Your answer must consist solely of the lines from the start of the entries below through the line with "methane (CH₄) +", unchanged.

'''

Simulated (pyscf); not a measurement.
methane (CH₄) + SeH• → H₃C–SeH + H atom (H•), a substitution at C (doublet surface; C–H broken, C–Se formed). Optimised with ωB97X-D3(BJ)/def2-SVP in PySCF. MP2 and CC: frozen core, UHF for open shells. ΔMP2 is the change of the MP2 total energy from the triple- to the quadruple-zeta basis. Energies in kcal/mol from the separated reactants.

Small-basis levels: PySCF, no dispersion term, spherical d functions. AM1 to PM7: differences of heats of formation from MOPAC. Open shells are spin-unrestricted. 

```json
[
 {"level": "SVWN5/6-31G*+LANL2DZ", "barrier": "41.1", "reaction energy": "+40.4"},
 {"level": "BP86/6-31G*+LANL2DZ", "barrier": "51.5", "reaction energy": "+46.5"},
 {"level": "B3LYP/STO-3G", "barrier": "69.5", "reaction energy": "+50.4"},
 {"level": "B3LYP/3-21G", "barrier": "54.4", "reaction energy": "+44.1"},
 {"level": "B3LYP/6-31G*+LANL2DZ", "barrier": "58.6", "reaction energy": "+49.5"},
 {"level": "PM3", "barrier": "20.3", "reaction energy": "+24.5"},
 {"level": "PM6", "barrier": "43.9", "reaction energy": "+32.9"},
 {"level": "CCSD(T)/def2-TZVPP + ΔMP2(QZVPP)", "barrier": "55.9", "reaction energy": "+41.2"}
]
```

'''

● **Exercise answer**:
Simulated (pyscf); not a measurement.
methane (CH₄) + SeH• → H₃C–SeH + H atom (H•), a substitution at C (doublet surface; C–H broken, C–Se formed). Optimised with ωB97X-D3(BJ)/def2-SVP in PySCF. MP2 and CC: frozen core, UHF for open shells. ΔMP2 is the change of the MP2 total energy from the triple- to the quadruple-zeta basis. Energies in kcal/mol from the separated reactants.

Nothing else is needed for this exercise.